Assignment = Please transcribe the data that follows exactly, from its first line through the line that contains "The starting structure".

Dataset entries =
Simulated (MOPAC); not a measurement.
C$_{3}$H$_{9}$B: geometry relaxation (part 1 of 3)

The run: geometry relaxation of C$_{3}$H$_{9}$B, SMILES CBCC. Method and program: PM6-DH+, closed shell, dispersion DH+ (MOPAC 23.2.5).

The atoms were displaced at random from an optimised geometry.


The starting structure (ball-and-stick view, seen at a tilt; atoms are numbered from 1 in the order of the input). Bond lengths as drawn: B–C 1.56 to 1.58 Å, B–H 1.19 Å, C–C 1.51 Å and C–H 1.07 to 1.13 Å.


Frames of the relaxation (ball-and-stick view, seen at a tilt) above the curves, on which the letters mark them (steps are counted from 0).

Result =
Simulated (MOPAC); not a measurement.
C$_{3}$H$_{9}$B: geometry relaxation (part 1 of 3)

The run: geometry relaxation of C$_{3}$H$_{9}$B, SMILES CBCC. Method and program: PM6-DH+, closed shell, dispersion DH+ (MOPAC 23.2.5).

The atoms were displaced at random from an optimised geometry.


The starting structure (ball-and-stick view, seen at a tilt; atoms are numbered from 1 in the order of the input). Bond lengths as drawn: B–C 1.56 to 1.58 Å, B–H 1.19 Å, C–C 1.51 Å and C–H 1.07 to 1.13 Å.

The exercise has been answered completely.